_Record excerpts_
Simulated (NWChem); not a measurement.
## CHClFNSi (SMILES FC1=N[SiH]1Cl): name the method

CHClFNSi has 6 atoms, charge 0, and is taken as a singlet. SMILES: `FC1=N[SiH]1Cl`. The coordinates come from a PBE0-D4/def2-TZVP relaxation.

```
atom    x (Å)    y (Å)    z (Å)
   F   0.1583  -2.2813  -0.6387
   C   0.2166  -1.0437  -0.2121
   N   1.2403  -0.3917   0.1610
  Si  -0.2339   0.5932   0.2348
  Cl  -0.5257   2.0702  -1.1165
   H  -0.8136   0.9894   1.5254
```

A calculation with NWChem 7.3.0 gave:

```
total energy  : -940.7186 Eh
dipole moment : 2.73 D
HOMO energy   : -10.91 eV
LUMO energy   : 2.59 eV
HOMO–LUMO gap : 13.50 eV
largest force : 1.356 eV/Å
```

_Work order_
The expected response is the full set of records, reproduced exactly.

_Response area_
Simulated (NWChem); not a measurement.
## CHClFNSi (SMILES FC1=N[SiH]1Cl): name the method

CHClFNSi has 6 atoms, charge 0, and is taken as a singlet. SMILES: `FC1=N[SiH]1Cl`. The coordinates come from a PBE0-D4/def2-TZVP relaxation.

```
atom    x (Å)    y (Å)    z (Å)
   F   0.1583  -2.2813  -0.6387
   C   0.2166  -1.0437  -0.2121
   N   1.2403  -0.3917   0.1610
  Si  -0.2339   0.5932   0.2348
  Cl  -0.5257   2.0702  -1.1165
   H  -0.8136   0.9894   1.5254
```

A calculation with NWChem 7.3.0 gave:

```
total energy  : -940.7186 Eh
dipole moment : 2.73 D
HOMO energy   : -10.91 eV
LUMO energy   : 2.59 eV
HOMO–LUMO gap : 13.50 eV
largest force : 1.356 eV/Å
```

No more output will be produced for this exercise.